Requirement: Write out exactly the lines of the entries below, from the first through the line containing "from the codes.", and nothing beyond them.

Entries shown:
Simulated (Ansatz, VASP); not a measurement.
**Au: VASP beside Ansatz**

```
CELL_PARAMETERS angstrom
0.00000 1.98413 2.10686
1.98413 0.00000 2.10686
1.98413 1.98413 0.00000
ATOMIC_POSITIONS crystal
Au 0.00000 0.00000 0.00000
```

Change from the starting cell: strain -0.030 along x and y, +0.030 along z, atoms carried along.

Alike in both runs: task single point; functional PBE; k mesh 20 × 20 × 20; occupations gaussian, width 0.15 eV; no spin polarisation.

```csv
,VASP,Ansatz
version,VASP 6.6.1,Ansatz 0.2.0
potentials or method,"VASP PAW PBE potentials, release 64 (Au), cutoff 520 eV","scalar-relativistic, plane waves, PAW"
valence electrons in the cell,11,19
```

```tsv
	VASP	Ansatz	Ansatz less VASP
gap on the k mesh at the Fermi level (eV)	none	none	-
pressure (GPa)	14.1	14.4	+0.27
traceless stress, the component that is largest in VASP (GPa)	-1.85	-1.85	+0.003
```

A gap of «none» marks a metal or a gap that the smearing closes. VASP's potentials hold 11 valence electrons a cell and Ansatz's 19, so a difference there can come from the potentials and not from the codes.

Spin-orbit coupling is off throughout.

Task response:
Simulated (Ansatz, VASP); not a measurement.
**Au: VASP beside Ansatz**

```
CELL_PARAMETERS angstrom
0.00000 1.98413 2.10686
1.98413 0.00000 2.10686
1.98413 1.98413 0.00000
ATOMIC_POSITIONS crystal
Au 0.00000 0.00000 0.00000
```

Change from the starting cell: strain -0.030 along x and y, +0.030 along z, atoms carried along.

Alike in both runs: task single point; functional PBE; k mesh 20 × 20 × 20; occupations gaussian, width 0.15 eV; no spin polarisation.

```csv
,VASP,Ansatz
version,VASP 6.6.1,Ansatz 0.2.0
potentials or method,"VASP PAW PBE potentials, release 64 (Au), cutoff 520 eV","scalar-relativistic, plane waves, PAW"
valence electrons in the cell,11,19
```

```tsv
	VASP	Ansatz	Ansatz less VASP
gap on the k mesh at the Fermi level (eV)	none	none	-
pressure (GPa)	14.1	14.4	+0.27
traceless stress, the component that is largest in VASP (GPa)	-1.85	-1.85	+0.003
```

A gap of «none» marks a metal or a gap that the smearing closes. VASP's potentials hold 11 valence electrons a cell and Ansatz's 19, so a difference there can come from the potentials and not from the codes.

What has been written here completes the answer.